__Requirement__:
Starting with the first line, transcribe the material exactly through to the last.

__Supplied entries__:
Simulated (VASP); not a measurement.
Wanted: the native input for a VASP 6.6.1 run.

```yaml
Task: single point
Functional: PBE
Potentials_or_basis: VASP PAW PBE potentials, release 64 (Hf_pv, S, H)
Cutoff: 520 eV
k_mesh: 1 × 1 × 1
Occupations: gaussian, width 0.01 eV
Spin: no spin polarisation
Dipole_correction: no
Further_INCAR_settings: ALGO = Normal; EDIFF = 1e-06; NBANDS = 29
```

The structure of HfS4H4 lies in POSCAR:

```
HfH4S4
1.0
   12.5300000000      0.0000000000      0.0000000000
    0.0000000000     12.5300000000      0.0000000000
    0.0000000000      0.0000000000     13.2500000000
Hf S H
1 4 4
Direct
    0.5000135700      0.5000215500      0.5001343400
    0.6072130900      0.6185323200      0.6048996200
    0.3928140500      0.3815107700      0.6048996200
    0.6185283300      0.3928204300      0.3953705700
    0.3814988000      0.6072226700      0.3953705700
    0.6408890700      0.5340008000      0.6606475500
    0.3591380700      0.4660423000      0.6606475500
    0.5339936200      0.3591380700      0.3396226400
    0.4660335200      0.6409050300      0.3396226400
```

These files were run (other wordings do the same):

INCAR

__Task response__:
Simulated (VASP); not a measurement.
Wanted: the native input for a VASP 6.6.1 run.

```yaml
Task: single point
Functional: PBE
Potentials_or_basis: VASP PAW PBE potentials, release 64 (Hf_pv, S, H)
Cutoff: 520 eV
k_mesh: 1 × 1 × 1
Occupations: gaussian, width 0.01 eV
Spin: no spin polarisation
Dipole_correction: no
Further_INCAR_settings: ALGO = Normal; EDIFF = 1e-06; NBANDS = 29
```

The structure of HfS4H4 lies in POSCAR:

```
HfH4S4
1.0
   12.5300000000      0.0000000000      0.0000000000
    0.0000000000     12.5300000000      0.0000000000
    0.0000000000      0.0000000000     13.2500000000
Hf S H
1 4 4
Direct
    0.5000135700      0.5000215500      0.5001343400
    0.6072130900      0.6185323200      0.6048996200
    0.3928140500      0.3815107700      0.6048996200
    0.6185283300      0.3928204300      0.3953705700
    0.3814988000      0.6072226700      0.3953705700
    0.6408890700      0.5340008000      0.6606475500
    0.3591380700      0.4660423000      0.6606475500
    0.5339936200      0.3591380700      0.3396226400
    0.4660335200      0.6409050300      0.3396226400
```

These files were run (other wordings do the same):

INCAR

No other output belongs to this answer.